*WORK INSTRUCTION*. Lines from the top of the listing down to the one with "# Ge with GFN2-xTB from a Python script", inclusive, are to be copied exactly.

### DATASET CONTENT

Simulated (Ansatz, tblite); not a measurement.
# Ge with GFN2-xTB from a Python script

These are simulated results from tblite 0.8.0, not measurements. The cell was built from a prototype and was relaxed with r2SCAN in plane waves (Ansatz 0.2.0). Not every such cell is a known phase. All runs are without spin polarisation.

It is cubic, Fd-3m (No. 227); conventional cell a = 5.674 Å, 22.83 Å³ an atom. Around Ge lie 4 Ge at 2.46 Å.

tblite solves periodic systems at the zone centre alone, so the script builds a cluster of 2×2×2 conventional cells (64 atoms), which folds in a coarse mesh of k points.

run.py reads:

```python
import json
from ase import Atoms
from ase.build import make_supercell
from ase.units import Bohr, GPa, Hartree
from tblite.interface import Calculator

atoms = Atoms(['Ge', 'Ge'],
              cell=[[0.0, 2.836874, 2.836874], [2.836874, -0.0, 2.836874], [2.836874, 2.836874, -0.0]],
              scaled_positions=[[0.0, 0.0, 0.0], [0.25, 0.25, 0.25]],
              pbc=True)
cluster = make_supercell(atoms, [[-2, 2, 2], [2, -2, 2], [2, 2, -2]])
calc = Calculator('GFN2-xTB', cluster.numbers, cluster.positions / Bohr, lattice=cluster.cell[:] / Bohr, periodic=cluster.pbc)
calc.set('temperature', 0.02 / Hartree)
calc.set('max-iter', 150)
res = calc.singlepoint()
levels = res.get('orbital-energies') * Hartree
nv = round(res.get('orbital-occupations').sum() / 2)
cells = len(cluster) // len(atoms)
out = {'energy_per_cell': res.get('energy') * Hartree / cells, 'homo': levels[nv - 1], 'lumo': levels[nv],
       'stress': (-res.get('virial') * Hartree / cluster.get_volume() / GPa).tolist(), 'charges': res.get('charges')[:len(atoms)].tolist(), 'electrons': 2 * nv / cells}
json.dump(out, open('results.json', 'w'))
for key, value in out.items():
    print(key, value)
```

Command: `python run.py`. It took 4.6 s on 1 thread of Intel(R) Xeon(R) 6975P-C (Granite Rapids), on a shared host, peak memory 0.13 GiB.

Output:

######

*RESPONSE AREA*.
Simulated (Ansatz, tblite); not a measurement.
# Ge with GFN2-xTB from a Python script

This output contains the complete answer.